Activity – Could you write out the records below exactly as they appear?

___

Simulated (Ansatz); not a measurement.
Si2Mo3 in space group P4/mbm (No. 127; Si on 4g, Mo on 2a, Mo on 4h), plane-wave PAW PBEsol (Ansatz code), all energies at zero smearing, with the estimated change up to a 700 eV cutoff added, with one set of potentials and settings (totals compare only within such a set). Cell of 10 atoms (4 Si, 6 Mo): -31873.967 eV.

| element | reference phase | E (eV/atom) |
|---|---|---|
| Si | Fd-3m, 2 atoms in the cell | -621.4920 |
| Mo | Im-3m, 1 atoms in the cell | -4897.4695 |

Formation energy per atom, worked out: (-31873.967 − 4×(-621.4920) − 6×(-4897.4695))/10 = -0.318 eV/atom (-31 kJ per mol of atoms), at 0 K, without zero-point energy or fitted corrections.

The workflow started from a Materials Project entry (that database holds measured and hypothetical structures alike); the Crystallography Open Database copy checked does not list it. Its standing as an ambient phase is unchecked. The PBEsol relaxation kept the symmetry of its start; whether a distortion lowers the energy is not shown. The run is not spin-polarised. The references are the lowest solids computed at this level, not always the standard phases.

___

Worked solution –
Simulated (Ansatz); not a measurement.
Si2Mo3 in space group P4/mbm (No. 127; Si on 4g, Mo on 2a, Mo on 4h), plane-wave PAW PBEsol (Ansatz code), all energies at zero smearing, with the estimated change up to a 700 eV cutoff added, with one set of potentials and settings (totals compare only within such a set). Cell of 10 atoms (4 Si, 6 Mo): -31873.967 eV.

| element | reference phase | E (eV/atom) |
|---|---|---|
| Si | Fd-3m, 2 atoms in the cell | -621.4920 |
| Mo | Im-3m, 1 atoms in the cell | -4897.4695 |

Formation energy per atom, worked out: (-31873.967 − 4×(-621.4920) − 6×(-4897.4695))/10 = -0.318 eV/atom (-31 kJ per mol of atoms), at 0 K, without zero-point energy or fitted corrections.

The workflow started from a Materials Project entry (that database holds measured and hypothetical structures alike); the Crystallography Open Database copy checked does not list it. Its standing as an ambient phase is unchecked. The PBEsol relaxation kept the symmetry of its start; whether a distortion lowers the energy is not shown. The run is not spin-polarised. The references are the lowest solids computed at this level, not always the standard phases.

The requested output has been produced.